────────────────

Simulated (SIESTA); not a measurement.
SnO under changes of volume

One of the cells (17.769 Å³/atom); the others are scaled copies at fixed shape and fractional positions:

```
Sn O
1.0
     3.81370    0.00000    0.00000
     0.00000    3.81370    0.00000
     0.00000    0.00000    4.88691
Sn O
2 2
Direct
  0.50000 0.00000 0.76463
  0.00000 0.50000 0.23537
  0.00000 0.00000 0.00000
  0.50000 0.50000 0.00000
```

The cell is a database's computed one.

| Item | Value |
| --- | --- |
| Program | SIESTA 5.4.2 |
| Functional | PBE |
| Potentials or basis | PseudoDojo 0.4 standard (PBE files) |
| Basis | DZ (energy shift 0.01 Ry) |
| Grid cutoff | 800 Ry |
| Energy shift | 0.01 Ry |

────────────────

## REQUIREMENT
The full listing, repeated exactly, is the expected answer.

## ANSWER SPACE
Simulated (SIESTA); not a measurement.
SnO under changes of volume

One of the cells (17.769 Å³/atom); the others are scaled copies at fixed shape and fractional positions:

```
Sn O
1.0
     3.81370    0.00000    0.00000
     0.00000    3.81370    0.00000
     0.00000    0.00000    4.88691
Sn O
2 2
Direct
  0.50000 0.00000 0.76463
  0.00000 0.50000 0.23537
  0.00000 0.00000 0.00000
  0.50000 0.50000 0.00000
```

The cell is a database's computed one.

| Item | Value |
| --- | --- |
| Program | SIESTA 5.4.2 |
| Functional | PBE |
| Potentials or basis | PseudoDojo 0.4 standard (PBE files) |
| Basis | DZ (energy shift 0.01 Ry) |
| Grid cutoff | 800 Ry |
| Energy shift | 0.01 Ry |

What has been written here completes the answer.